*ASSIGNMENT*.
All of the records must be given again exactly.

*SUPPLIED RECORDS*.
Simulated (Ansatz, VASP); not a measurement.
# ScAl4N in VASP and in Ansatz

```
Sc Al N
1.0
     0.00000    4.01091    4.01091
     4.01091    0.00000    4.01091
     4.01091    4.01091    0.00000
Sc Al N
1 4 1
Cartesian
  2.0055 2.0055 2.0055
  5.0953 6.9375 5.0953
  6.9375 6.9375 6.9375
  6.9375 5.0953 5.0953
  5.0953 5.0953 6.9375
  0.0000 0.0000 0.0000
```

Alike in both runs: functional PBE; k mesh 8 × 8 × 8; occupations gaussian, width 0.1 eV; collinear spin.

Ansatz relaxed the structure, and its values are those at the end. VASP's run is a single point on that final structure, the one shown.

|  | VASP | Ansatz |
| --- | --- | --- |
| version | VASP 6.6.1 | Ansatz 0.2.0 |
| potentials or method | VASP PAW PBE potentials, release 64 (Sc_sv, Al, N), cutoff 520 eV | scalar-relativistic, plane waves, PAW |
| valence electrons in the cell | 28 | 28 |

*EXPECTED ANSWER*.
Simulated (Ansatz, VASP); not a measurement.
# ScAl4N in VASP and in Ansatz

```
Sc Al N
1.0
     0.00000    4.01091    4.01091
     4.01091    0.00000    4.01091
     4.01091    4.01091    0.00000
Sc Al N
1 4 1
Cartesian
  2.0055 2.0055 2.0055
  5.0953 6.9375 5.0953
  6.9375 6.9375 6.9375
  6.9375 5.0953 5.0953
  5.0953 5.0953 6.9375
  0.0000 0.0000 0.0000
```

Alike in both runs: functional PBE; k mesh 8 × 8 × 8; occupations gaussian, width 0.1 eV; collinear spin.

Ansatz relaxed the structure, and its values are those at the end. VASP's run is a single point on that final structure, the one shown.

|  | VASP | Ansatz |
| --- | --- | --- |
| version | VASP 6.6.1 | Ansatz 0.2.0 |
| potentials or method | VASP PAW PBE potentials, release 64 (Sc_sv, Al, N), cutoff 520 eV | scalar-relativistic, plane waves, PAW |
| valence electrons in the cell | 28 | 28 |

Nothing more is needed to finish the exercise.